▶ **Requirement**: Could you copy the whole listing below exactly as written?

*** Opening of Excerpted data ***

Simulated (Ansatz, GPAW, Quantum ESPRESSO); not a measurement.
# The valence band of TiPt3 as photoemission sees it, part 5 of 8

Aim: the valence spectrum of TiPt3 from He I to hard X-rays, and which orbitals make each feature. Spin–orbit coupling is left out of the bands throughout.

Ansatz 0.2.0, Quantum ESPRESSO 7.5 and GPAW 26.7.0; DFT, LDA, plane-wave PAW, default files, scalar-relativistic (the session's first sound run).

*** Close of Excerpted data ***

▶ **Written reply**:
Simulated (Ansatz, GPAW, Quantum ESPRESSO); not a measurement.
# The valence band of TiPt3 as photoemission sees it, part 5 of 8

Aim: the valence spectrum of TiPt3 from He I to hard X-rays, and which orbitals make each feature. Spin–orbit coupling is left out of the bands throughout.

Ansatz 0.2.0, Quantum ESPRESSO 7.5 and GPAW 26.7.0; DFT, LDA, plane-wave PAW, default files, scalar-relativistic (the session's first sound run).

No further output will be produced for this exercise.